BEGIN
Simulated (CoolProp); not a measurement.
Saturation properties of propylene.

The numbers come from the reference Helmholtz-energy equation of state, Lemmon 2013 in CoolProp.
END

> EXERCISE
Output the data exactly, from the first line through the line that holds "Saturation properties of propylene.", so that no later line appears.

> RESULT
Simulated (CoolProp); not a measurement.
Saturation properties of propylene.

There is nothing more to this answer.